* _Extracted information_:
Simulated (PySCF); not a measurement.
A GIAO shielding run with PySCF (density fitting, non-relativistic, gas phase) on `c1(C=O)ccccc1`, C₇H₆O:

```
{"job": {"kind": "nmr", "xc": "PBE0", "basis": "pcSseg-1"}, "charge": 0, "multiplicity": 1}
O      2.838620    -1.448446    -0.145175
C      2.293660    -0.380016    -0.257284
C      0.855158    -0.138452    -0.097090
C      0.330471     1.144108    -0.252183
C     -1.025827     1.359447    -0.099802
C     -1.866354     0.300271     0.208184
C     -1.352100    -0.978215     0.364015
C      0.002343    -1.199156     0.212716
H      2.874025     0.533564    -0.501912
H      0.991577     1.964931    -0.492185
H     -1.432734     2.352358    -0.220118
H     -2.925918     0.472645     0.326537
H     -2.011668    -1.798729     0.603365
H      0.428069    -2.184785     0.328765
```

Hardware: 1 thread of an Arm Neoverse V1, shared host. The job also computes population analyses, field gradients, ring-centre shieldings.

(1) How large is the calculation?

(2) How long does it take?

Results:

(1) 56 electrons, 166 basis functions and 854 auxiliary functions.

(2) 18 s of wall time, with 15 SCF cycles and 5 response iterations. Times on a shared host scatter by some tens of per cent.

* _Assignment_:
Output the first line of the entries above and every line after it, exactly as written, ending with the line that contains "(1) 56 electrons, 166".

* _Task solution_:
Simulated (PySCF); not a measurement.
A GIAO shielding run with PySCF (density fitting, non-relativistic, gas phase) on `c1(C=O)ccccc1`, C₇H₆O:

```
{"job": {"kind": "nmr", "xc": "PBE0", "basis": "pcSseg-1"}, "charge": 0, "multiplicity": 1}
O      2.838620    -1.448446    -0.145175
C      2.293660    -0.380016    -0.257284
C      0.855158    -0.138452    -0.097090
C      0.330471     1.144108    -0.252183
C     -1.025827     1.359447    -0.099802
C     -1.866354     0.300271     0.208184
C     -1.352100    -0.978215     0.364015
C      0.002343    -1.199156     0.212716
H      2.874025     0.533564    -0.501912
H      0.991577     1.964931    -0.492185
H     -1.432734     2.352358    -0.220118
H     -2.925918     0.472645     0.326537
H     -2.011668    -1.798729     0.603365
H      0.428069    -2.184785     0.328765
```

Hardware: 1 thread of an Arm Neoverse V1, shared host. The job also computes population analyses, field gradients, ring-centre shieldings.

(1) How large is the calculation?

(2) How long does it take?

Results:

(1) 56 electrons, 166 basis functions and 854 auxiliary functions.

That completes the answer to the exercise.